**WORK INSTRUCTION**
Please return every line of the listing. Keep each one exact.

**RECORDS SHOWN**

════

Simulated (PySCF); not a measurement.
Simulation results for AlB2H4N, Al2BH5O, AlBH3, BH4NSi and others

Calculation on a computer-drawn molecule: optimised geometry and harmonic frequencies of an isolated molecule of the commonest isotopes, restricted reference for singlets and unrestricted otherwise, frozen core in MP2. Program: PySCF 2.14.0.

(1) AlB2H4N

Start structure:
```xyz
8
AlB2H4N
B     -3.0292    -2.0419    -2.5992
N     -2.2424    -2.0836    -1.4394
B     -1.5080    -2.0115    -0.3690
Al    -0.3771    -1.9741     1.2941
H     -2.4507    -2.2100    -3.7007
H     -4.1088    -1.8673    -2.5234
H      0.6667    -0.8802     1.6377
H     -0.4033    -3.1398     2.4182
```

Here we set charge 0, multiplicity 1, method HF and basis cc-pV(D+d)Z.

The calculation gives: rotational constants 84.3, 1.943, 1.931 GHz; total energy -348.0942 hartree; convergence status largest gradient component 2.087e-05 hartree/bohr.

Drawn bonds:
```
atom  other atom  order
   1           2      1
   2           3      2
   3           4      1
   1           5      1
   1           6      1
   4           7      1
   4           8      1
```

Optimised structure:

════

**WRITTEN ANSWER**
Simulated (PySCF); not a measurement.
Simulation results for AlB2H4N, Al2BH5O, AlBH3, BH4NSi and others

Calculation on a computer-drawn molecule: optimised geometry and harmonic frequencies of an isolated molecule of the commonest isotopes, restricted reference for singlets and unrestricted otherwise, frozen core in MP2. Program: PySCF 2.14.0.

(1) AlB2H4N

Start structure:
```xyz
8
AlB2H4N
B     -3.0292    -2.0419    -2.5992
N     -2.2424    -2.0836    -1.4394
B     -1.5080    -2.0115    -0.3690
Al    -0.3771    -1.9741     1.2941
H     -2.4507    -2.2100    -3.7007
H     -4.1088    -1.8673    -2.5234
H      0.6667    -0.8802     1.6377
H     -0.4033    -3.1398     2.4182
```

Here we set charge 0, multiplicity 1, method HF and basis cc-pV(D+d)Z.

The calculation gives: rotational constants 84.3, 1.943, 1.931 GHz; total energy -348.0942 hartree; convergence status largest gradient component 2.087e-05 hartree/bohr.

Drawn bonds:
```
atom  other atom  order
   1           2      1
   2           3      2
   3           4      1
   1           5      1
   1           6      1
   4           7      1
   4           8      1
```

Optimised structure:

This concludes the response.